• _Work request_:
Please write out the listing below again in its exact form.

========================================================================
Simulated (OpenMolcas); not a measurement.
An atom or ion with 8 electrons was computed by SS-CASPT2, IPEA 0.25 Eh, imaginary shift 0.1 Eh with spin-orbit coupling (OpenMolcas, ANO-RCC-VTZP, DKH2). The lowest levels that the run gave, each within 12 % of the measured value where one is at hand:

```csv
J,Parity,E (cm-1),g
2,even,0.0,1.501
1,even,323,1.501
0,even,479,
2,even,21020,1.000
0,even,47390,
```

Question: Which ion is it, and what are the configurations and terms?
========================================================================

• _Written reply_:
Simulated (OpenMolcas); not a measurement.
An atom or ion with 8 electrons was computed by SS-CASPT2, IPEA 0.25 Eh, imaginary shift 0.1 Eh with spin-orbit coupling (OpenMolcas, ANO-RCC-VTZP, DKH2). The lowest levels that the run gave, each within 12 % of the measured value where one is at hand:

```csv
J,Parity,E (cm-1),g
2,even,0.0,1.501
1,even,323,1.501
0,even,479,
2,even,21020,1.000
0,even,47390,
```

Question: Which ion is it, and what are the configurations and terms?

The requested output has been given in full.